Work order – Starting at the first line of the records below, transcribe each line exactly, ending with the line that contains "Cutoff | 720 eV |".

Data under study –
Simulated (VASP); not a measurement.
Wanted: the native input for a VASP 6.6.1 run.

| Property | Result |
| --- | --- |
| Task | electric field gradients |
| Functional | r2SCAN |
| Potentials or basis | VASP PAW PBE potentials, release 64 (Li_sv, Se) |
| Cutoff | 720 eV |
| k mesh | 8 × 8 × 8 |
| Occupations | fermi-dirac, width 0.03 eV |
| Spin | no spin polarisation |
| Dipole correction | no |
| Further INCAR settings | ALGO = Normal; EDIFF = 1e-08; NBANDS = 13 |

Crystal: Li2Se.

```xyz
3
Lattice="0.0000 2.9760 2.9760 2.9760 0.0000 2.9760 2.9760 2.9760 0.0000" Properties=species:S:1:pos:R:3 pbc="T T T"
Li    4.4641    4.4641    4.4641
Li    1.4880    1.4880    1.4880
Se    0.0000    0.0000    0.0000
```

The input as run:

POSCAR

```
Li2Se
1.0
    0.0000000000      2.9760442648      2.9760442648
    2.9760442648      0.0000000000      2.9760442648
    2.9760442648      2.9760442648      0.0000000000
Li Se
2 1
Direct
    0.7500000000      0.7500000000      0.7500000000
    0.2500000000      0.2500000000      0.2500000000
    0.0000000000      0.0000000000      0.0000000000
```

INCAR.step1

Result –
Simulated (VASP); not a measurement.
Wanted: the native input for a VASP 6.6.1 run.

| Property | Result |
| --- | --- |
| Task | electric field gradients |
| Functional | r2SCAN |
| Potentials or basis | VASP PAW PBE potentials, release 64 (Li_sv, Se) |
| Cutoff | 720 eV |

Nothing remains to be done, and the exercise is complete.